■ Action item
Your job is to print the listing exactly.

■ Raw data
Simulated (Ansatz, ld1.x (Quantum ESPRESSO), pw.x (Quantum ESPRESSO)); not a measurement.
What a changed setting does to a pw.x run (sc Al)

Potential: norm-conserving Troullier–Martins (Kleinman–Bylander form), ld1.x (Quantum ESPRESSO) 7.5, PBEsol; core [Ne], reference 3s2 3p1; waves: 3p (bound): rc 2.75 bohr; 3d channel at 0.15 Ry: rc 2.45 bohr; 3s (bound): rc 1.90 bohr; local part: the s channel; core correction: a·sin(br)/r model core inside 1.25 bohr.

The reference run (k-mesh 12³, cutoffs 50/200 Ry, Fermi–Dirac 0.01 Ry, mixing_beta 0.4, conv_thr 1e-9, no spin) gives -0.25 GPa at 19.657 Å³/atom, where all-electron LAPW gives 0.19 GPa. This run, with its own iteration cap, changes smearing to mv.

■ Worked solution
Simulated (Ansatz, ld1.x (Quantum ESPRESSO), pw.x (Quantum ESPRESSO)); not a measurement.
What a changed setting does to a pw.x run (sc Al)

Potential: norm-conserving Troullier–Martins (Kleinman–Bylander form), ld1.x (Quantum ESPRESSO) 7.5, PBEsol; core [Ne], reference 3s2 3p1; waves: 3p (bound): rc 2.75 bohr; 3d channel at 0.15 Ry: rc 2.45 bohr; 3s (bound): rc 1.90 bohr; local part: the s channel; core correction: a·sin(br)/r model core inside 1.25 bohr.

The reference run (k-mesh 12³, cutoffs 50/200 Ry, Fermi–Dirac 0.01 Ry, mixing_beta 0.4, conv_thr 1e-9, no spin) gives -0.25 GPa at 19.657 Å³/atom, where all-electron LAPW gives 0.19 GPa. This run, with its own iteration cap, changes smearing to mv.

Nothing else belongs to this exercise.